ASSIGNMENT
The answer must match the listing exactly, with every line written out again.

PROVIDED RECORDS
§ §

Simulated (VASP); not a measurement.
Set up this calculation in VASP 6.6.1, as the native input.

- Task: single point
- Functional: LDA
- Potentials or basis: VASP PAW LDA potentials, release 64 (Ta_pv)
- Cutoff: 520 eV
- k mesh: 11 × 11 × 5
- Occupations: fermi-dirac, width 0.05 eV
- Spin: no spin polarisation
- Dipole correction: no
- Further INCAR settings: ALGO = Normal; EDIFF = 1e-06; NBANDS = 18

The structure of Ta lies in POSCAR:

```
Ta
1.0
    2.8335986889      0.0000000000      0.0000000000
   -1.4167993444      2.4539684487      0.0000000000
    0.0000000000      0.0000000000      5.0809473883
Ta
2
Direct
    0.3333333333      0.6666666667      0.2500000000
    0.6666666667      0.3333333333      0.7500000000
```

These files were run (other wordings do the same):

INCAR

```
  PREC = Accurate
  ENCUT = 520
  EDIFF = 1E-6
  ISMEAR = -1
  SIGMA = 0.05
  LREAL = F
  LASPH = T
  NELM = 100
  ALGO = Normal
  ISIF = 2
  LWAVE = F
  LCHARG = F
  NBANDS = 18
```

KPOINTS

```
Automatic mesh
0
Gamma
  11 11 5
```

§ §

EXERCISE OUTPUT
Simulated (VASP); not a measurement.
Set up this calculation in VASP 6.6.1, as the native input.

- Task: single point
- Functional: LDA
- Potentials or basis: VASP PAW LDA potentials, release 64 (Ta_pv)
- Cutoff: 520 eV
- k mesh: 11 × 11 × 5
- Occupations: fermi-dirac, width 0.05 eV
- Spin: no spin polarisation
- Dipole correction: no
- Further INCAR settings: ALGO = Normal; EDIFF = 1e-06; NBANDS = 18

The structure of Ta lies in POSCAR:

```
Ta
1.0
    2.8335986889      0.0000000000      0.0000000000
   -1.4167993444      2.4539684487      0.0000000000
    0.0000000000      0.0000000000      5.0809473883
Ta
2
Direct
    0.3333333333      0.6666666667      0.2500000000
    0.6666666667      0.3333333333      0.7500000000
```

These files were run (other wordings do the same):

INCAR

```
  PREC = Accurate
  ENCUT = 520
  EDIFF = 1E-6
  ISMEAR = -1
  SIGMA = 0.05
  LREAL = F
  LASPH = T
  NELM = 100
  ALGO = Normal
  ISIF = 2
  LWAVE = F
  LCHARG = F
  NBANDS = 18
```

KPOINTS

```
Automatic mesh
0
Gamma
  11 11 5
```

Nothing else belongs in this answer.